PROVIDED INFORMATION:
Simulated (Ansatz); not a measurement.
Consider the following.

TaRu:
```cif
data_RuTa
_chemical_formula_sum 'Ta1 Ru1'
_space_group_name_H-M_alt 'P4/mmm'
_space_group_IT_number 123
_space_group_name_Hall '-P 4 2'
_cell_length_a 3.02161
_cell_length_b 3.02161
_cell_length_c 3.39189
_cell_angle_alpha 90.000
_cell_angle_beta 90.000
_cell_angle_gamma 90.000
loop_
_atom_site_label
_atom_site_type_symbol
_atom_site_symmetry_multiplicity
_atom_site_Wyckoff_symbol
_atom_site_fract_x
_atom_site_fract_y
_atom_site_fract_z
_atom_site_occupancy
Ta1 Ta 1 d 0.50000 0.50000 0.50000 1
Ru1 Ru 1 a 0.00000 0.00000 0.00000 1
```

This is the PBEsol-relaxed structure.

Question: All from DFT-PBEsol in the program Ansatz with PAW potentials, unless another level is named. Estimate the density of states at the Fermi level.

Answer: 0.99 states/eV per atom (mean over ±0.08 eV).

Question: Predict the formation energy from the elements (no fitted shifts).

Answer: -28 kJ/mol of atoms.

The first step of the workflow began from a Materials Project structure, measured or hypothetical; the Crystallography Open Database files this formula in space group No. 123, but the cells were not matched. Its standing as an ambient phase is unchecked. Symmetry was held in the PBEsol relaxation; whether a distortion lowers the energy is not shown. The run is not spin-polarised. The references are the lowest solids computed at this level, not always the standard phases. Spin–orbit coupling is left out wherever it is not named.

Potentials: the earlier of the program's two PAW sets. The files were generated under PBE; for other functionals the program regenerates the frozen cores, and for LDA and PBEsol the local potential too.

ACTIVITY:
Repeat the records above line by line, from the first line through the line that contains "Answer: 0.99 states/eV".

RESULT:
Simulated (Ansatz); not a measurement.
Consider the following.

TaRu:
```cif
data_RuTa
_chemical_formula_sum 'Ta1 Ru1'
_space_group_name_H-M_alt 'P4/mmm'
_space_group_IT_number 123
_space_group_name_Hall '-P 4 2'
_cell_length_a 3.02161
_cell_length_b 3.02161
_cell_length_c 3.39189
_cell_angle_alpha 90.000
_cell_angle_beta 90.000
_cell_angle_gamma 90.000
loop_
_atom_site_label
_atom_site_type_symbol
_atom_site_symmetry_multiplicity
_atom_site_Wyckoff_symbol
_atom_site_fract_x
_atom_site_fract_y
_atom_site_fract_z
_atom_site_occupancy
Ta1 Ta 1 d 0.50000 0.50000 0.50000 1
Ru1 Ru 1 a 0.00000 0.00000 0.00000 1
```

This is the PBEsol-relaxed structure.

Question: All from DFT-PBEsol in the program Ansatz with PAW potentials, unless another level is named. Estimate the density of states at the Fermi level.

Answer: 0.99 states/eV per atom (mean over ±0.08 eV).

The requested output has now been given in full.